▸ **TASK ITEM**: In the listing below, start your output at the line with "among the candidates." and end it after the line with "D. N[Si@@H](F)[SiH2]F", copying every line exactly.

::: INFORMATION :::
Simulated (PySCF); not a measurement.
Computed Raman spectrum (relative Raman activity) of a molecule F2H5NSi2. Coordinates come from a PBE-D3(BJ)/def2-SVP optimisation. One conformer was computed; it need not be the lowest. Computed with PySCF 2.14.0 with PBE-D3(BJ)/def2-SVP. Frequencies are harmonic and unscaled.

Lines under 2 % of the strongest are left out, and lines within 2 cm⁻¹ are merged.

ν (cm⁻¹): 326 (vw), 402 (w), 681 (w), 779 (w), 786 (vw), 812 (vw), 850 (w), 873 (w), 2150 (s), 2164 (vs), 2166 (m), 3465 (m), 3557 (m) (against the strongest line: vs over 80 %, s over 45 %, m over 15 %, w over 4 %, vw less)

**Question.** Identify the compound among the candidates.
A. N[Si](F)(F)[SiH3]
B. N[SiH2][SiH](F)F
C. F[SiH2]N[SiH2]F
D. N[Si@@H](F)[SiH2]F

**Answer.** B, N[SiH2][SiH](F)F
:::

▸ **EXERCISE OUTPUT**:
**Question.** Identify the compound among the candidates.
A. N[Si](F)(F)[SiH3]
B. N[SiH2][SiH](F)F
C. F[SiH2]N[SiH2]F
D. N[Si@@H](F)[SiH2]F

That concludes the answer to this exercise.